## [Work item]
Everything from the first line of the entries through the line containing "Caveats: spin-orbit coupling" is to be retyped exactly, and nothing beyond it.

......

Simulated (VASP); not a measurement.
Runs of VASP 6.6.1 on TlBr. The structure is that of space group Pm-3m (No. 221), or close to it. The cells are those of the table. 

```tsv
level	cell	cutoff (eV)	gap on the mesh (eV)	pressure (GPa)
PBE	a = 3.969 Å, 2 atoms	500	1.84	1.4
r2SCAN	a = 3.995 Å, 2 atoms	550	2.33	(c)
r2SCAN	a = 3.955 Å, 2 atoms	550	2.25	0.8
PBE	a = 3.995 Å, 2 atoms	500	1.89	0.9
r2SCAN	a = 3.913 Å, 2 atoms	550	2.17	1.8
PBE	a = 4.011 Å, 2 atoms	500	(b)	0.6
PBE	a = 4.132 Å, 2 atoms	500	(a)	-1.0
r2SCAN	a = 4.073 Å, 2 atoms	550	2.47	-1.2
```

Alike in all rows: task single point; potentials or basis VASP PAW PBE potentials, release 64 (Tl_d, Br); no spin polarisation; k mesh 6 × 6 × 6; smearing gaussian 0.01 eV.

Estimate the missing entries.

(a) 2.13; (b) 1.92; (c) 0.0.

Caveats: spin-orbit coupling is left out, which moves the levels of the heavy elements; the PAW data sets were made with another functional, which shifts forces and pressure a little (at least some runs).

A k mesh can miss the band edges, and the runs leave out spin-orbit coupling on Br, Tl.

......

## [Result]
Simulated (VASP); not a measurement.
Runs of VASP 6.6.1 on TlBr. The structure is that of space group Pm-3m (No. 221), or close to it. The cells are those of the table. 

```tsv
level	cell	cutoff (eV)	gap on the mesh (eV)	pressure (GPa)
PBE	a = 3.969 Å, 2 atoms	500	1.84	1.4
r2SCAN	a = 3.995 Å, 2 atoms	550	2.33	(c)
r2SCAN	a = 3.955 Å, 2 atoms	550	2.25	0.8
PBE	a = 3.995 Å, 2 atoms	500	1.89	0.9
r2SCAN	a = 3.913 Å, 2 atoms	550	2.17	1.8
PBE	a = 4.011 Å, 2 atoms	500	(b)	0.6
PBE	a = 4.132 Å, 2 atoms	500	(a)	-1.0
r2SCAN	a = 4.073 Å, 2 atoms	550	2.47	-1.2
```

Alike in all rows: task single point; potentials or basis VASP PAW PBE potentials, release 64 (Tl_d, Br); no spin polarisation; k mesh 6 × 6 × 6; smearing gaussian 0.01 eV.

Estimate the missing entries.

(a) 2.13; (b) 1.92; (c) 0.0.

Caveats: spin-orbit coupling is left out, which moves the levels of the heavy elements; the PAW data sets were made with another functional, which shifts forces and pressure a little (at least some runs).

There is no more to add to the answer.